ENTRIES SUPPLIED section start
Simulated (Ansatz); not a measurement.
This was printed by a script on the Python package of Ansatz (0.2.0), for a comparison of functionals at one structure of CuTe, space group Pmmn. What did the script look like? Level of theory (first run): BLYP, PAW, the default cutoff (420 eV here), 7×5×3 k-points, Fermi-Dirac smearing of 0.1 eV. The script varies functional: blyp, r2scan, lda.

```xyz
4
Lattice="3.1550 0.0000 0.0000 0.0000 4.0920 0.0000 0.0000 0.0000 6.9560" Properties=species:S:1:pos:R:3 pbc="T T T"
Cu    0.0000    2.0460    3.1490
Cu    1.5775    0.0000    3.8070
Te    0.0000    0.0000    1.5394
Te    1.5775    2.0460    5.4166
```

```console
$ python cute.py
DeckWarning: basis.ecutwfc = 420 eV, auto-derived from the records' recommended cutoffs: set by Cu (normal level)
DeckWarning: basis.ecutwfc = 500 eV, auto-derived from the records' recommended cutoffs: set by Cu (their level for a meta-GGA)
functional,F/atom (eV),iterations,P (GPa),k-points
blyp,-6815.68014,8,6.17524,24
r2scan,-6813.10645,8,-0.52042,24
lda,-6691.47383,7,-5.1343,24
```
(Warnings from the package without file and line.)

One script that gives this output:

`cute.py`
ENTRIES SUPPLIED section end

EXERCISE
Every line from the start of the listing through the line with "One script that" should be reproduced exactly, and no other line.

WORKED SOLUTION
Simulated (Ansatz); not a measurement.
This was printed by a script on the Python package of Ansatz (0.2.0), for a comparison of functionals at one structure of CuTe, space group Pmmn. What did the script look like? Level of theory (first run): BLYP, PAW, the default cutoff (420 eV here), 7×5×3 k-points, Fermi-Dirac smearing of 0.1 eV. The script varies functional: blyp, r2scan, lda.

```xyz
4
Lattice="3.1550 0.0000 0.0000 0.0000 4.0920 0.0000 0.0000 0.0000 6.9560" Properties=species:S:1:pos:R:3 pbc="T T T"
Cu    0.0000    2.0460    3.1490
Cu    1.5775    0.0000    3.8070
Te    0.0000    0.0000    1.5394
Te    1.5775    2.0460    5.4166
```

```console
$ python cute.py
DeckWarning: basis.ecutwfc = 420 eV, auto-derived from the records' recommended cutoffs: set by Cu (normal level)
DeckWarning: basis.ecutwfc = 500 eV, auto-derived from the records' recommended cutoffs: set by Cu (their level for a meta-GGA)
functional,F/atom (eV),iterations,P (GPa),k-points
blyp,-6815.68014,8,6.17524,24
r2scan,-6813.10645,8,-0.52042,24
lda,-6691.47383,7,-5.1343,24
```
(Warnings from the package without file and line.)

One script that gives this output:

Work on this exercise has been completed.